# [WORK INSTRUCTION]
Look below for the lines from the one with "(2) Summarise the" to the one with "(1) GaH2(CH2SiH3) (CH₇GaSi).", and copy exactly those lines, both ends included.

Start of DATASET

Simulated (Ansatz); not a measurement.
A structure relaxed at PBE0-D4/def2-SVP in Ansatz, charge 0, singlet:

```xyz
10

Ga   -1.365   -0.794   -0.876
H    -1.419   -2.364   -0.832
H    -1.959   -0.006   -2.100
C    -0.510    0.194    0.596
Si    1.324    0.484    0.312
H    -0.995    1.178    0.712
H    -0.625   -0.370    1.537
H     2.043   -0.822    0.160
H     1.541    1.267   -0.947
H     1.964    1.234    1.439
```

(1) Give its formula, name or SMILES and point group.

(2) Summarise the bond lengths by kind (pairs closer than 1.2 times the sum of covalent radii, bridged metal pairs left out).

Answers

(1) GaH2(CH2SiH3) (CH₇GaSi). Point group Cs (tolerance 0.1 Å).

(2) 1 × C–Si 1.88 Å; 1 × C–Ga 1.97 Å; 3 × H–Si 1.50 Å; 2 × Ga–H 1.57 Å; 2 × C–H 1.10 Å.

End of DATASET

# [WRITTEN ANSWER]
(2) Summarise the bond lengths by kind (pairs closer than 1.2 times the sum of covalent radii, bridged metal pairs left out).

Answers

(1) GaH2(CH2SiH3) (CH₇GaSi). Point group Cs (tolerance 0.1 Å).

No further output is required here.